LISTED ENTRIES:
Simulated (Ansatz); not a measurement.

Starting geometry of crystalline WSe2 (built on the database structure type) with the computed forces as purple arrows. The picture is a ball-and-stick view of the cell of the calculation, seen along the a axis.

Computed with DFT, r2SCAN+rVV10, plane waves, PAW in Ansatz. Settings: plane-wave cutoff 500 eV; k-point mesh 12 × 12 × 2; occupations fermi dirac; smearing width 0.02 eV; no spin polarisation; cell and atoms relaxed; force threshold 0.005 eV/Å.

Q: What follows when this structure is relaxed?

REQUIREMENT:
Return nothing but the lines from the start of the listing above through the line containing "Computed with DFT, r2SCAN+rVV10, plane", exactly as given.

ANSWER SPACE:
Simulated (Ansatz); not a measurement.

Starting geometry of crystalline WSe2 (built on the database structure type) with the computed forces as purple arrows. The picture is a ball-and-stick view of the cell of the calculation, seen along the a axis.

Computed with DFT, r2SCAN+rVV10, plane waves, PAW in Ansatz. Settings: plane-wave cutoff 500 eV; k-point mesh 12 × 12 × 2; occupations fermi dirac; smearing width 0.02 eV; no spin polarisation; cell and atoms relaxed; force threshold 0.005 eV/Å.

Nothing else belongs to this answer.